((

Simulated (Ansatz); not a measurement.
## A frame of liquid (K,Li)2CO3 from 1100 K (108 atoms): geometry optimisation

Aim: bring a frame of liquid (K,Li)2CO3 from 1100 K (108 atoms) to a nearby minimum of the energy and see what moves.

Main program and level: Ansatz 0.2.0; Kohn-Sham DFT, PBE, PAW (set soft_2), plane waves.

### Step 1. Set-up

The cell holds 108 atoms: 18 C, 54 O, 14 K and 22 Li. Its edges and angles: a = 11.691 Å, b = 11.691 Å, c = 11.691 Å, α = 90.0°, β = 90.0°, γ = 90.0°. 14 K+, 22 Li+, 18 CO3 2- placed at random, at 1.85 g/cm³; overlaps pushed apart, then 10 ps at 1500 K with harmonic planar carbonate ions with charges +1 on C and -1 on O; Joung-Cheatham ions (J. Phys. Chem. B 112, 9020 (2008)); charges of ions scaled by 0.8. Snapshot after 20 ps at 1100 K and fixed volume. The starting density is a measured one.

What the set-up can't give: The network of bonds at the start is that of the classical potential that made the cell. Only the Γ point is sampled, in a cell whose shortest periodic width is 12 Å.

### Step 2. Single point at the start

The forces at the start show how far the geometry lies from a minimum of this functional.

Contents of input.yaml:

))

Activity: Each line from the top of the material above, through the one that contains "Aim: bring a", should be restated word for word.

Answer box:
Simulated (Ansatz); not a measurement.
## A frame of liquid (K,Li)2CO3 from 1100 K (108 atoms): geometry optimisation

Aim: bring a frame of liquid (K,Li)2CO3 from 1100 K (108 atoms) to a nearby minimum of the energy and see what moves.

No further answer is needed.